**Source data**
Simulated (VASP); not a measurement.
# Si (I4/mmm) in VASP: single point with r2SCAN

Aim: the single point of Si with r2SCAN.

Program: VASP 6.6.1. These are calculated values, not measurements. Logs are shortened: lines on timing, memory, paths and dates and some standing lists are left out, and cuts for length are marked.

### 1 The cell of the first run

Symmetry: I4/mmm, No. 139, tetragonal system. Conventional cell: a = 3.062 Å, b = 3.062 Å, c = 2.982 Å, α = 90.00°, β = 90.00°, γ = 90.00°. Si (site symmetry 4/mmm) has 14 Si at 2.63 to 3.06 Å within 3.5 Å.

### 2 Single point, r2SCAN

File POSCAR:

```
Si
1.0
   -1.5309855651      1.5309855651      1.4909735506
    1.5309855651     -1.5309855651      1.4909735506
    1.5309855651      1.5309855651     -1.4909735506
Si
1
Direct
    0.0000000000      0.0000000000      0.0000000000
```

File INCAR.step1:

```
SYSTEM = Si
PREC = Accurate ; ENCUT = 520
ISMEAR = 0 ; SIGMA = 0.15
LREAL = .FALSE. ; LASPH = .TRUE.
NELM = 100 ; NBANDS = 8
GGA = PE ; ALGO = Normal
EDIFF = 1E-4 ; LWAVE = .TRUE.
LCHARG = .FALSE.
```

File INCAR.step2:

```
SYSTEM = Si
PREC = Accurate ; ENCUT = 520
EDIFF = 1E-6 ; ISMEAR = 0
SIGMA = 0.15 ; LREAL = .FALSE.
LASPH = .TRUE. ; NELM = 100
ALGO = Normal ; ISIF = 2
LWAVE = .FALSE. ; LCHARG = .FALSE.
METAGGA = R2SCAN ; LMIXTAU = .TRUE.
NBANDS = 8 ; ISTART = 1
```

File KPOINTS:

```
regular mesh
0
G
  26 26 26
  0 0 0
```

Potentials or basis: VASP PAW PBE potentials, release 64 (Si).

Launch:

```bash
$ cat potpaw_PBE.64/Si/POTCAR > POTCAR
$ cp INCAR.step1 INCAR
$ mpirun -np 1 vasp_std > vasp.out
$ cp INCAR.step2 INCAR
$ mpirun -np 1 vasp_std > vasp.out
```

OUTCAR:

**Brief**
Everything from the line with "Program: VASP 6.6.1." through the line with "### 1 The cell of the first run" in the listing above must be retyped exactly, with nothing added.

**Expected answer**
Program: VASP 6.6.1. These are calculated values, not measurements. Logs are shortened: lines on timing, memory, paths and dates and some standing lists are left out, and cuts for length are marked.

### 1 The cell of the first run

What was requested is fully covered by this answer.